* _Work request_:
Transcribe the records below exactly as they appear.

* _Given data_:
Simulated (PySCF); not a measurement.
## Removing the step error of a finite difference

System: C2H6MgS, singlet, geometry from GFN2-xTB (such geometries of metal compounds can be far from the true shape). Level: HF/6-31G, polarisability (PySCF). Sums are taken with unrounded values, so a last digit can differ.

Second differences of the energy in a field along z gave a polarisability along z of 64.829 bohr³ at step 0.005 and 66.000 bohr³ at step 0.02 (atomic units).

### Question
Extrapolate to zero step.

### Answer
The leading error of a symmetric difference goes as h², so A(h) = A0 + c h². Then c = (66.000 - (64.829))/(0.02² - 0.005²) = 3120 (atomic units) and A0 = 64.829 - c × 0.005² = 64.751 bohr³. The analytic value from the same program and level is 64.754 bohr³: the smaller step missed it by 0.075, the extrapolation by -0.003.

* _Task answer_:
Simulated (PySCF); not a measurement.
## Removing the step error of a finite difference

System: C2H6MgS, singlet, geometry from GFN2-xTB (such geometries of metal compounds can be far from the true shape). Level: HF/6-31G, polarisability (PySCF). Sums are taken with unrounded values, so a last digit can differ.

Second differences of the energy in a field along z gave a polarisability along z of 64.829 bohr³ at step 0.005 and 66.000 bohr³ at step 0.02 (atomic units).

### Question
Extrapolate to zero step.

### Answer
The leading error of a symmetric difference goes as h², so A(h) = A0 + c h². Then c = (66.000 - (64.829))/(0.02² - 0.005²) = 3120 (atomic units) and A0 = 64.829 - c × 0.005² = 64.751 bohr³. The analytic value from the same program and level is 64.754 bohr³: the smaller step missed it by 0.075, the extrapolation by -0.003.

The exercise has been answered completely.